——————

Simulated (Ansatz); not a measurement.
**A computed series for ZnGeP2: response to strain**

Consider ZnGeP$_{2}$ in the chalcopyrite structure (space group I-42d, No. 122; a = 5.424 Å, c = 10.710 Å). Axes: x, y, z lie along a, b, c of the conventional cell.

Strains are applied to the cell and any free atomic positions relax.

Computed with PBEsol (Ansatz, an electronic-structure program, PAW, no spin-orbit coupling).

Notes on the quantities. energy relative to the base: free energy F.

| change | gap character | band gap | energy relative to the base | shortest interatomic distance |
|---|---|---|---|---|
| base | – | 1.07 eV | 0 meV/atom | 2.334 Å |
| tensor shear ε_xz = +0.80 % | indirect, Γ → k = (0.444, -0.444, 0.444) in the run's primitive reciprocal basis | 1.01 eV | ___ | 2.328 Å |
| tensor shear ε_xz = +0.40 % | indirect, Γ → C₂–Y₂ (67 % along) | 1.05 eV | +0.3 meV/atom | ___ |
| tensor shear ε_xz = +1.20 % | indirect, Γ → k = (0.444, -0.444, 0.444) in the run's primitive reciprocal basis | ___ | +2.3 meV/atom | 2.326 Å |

——————

## Requirement:
Retype, exactly and in full, the lines above from the one containing "Notes on the" through the one containing "meV/atom | ___ |".

## Answer section:
Notes on the quantities. energy relative to the base: free energy F.

| change | gap character | band gap | energy relative to the base | shortest interatomic distance |
|---|---|---|---|---|
| base | – | 1.07 eV | 0 meV/atom | 2.334 Å |
| tensor shear ε_xz = +0.80 % | indirect, Γ → k = (0.444, -0.444, 0.444) in the run's primitive reciprocal basis | 1.01 eV | ___ | 2.328 Å |
| tensor shear ε_xz = +0.40 % | indirect, Γ → C₂–Y₂ (67 % along) | 1.05 eV | +0.3 meV/atom | ___ |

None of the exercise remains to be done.